ACTION ITEM
Go to the line containing "The run is repeated" in the records below and print it and every following line exactly, on through the line containing "Band gap on the k mesh 0.71", then stop.

------------------------------------------------

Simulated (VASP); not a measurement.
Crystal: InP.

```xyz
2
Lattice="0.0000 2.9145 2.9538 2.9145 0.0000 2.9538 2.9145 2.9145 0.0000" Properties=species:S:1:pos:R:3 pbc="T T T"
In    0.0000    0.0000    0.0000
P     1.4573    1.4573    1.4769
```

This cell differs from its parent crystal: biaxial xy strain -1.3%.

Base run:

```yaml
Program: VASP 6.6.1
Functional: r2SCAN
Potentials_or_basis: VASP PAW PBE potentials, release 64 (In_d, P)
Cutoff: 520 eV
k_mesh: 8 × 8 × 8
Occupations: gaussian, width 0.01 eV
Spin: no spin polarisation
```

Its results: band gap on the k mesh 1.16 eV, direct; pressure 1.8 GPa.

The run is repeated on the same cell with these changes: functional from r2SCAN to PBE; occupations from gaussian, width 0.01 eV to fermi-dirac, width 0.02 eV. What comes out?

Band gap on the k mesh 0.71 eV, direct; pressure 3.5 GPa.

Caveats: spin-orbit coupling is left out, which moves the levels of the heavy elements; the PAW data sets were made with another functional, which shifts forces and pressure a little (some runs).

------------------------------------------------

TASK SOLUTION
The run is repeated on the same cell with these changes: functional from r2SCAN to PBE; occupations from gaussian, width 0.01 eV to fermi-dirac, width 0.02 eV. What comes out?

Band gap on the k mesh 0.71 eV, direct; pressure 3.5 GPa.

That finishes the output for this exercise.